ACTION ITEM: Take the data and return it in full. Change nothing.

========================================

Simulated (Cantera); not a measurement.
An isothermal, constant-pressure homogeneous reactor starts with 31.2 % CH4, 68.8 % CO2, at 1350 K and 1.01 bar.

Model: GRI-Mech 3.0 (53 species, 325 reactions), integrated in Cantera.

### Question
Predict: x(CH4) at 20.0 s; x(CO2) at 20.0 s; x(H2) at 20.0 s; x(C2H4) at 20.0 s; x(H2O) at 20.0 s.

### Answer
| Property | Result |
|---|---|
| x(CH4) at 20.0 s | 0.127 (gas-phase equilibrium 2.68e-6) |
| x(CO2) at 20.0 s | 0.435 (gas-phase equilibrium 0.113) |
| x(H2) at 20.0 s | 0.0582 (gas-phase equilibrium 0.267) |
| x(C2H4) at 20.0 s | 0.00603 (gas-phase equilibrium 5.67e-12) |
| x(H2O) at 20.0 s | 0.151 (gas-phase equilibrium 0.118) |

========================================

WRITTEN ANSWER:
Simulated (Cantera); not a measurement.
An isothermal, constant-pressure homogeneous reactor starts with 31.2 % CH4, 68.8 % CO2, at 1350 K and 1.01 bar.

Model: GRI-Mech 3.0 (53 species, 325 reactions), integrated in Cantera.

### Question
Predict: x(CH4) at 20.0 s; x(CO2) at 20.0 s; x(H2) at 20.0 s; x(C2H4) at 20.0 s; x(H2O) at 20.0 s.

### Answer
| Property | Result |
|---|---|
| x(CH4) at 20.0 s | 0.127 (gas-phase equilibrium 2.68e-6) |
| x(CO2) at 20.0 s | 0.435 (gas-phase equilibrium 0.113) |
| x(H2) at 20.0 s | 0.0582 (gas-phase equilibrium 0.267) |
| x(C2H4) at 20.0 s | 0.00603 (gas-phase equilibrium 5.67e-12) |
| x(H2O) at 20.0 s | 0.151 (gas-phase equilibrium 0.118) |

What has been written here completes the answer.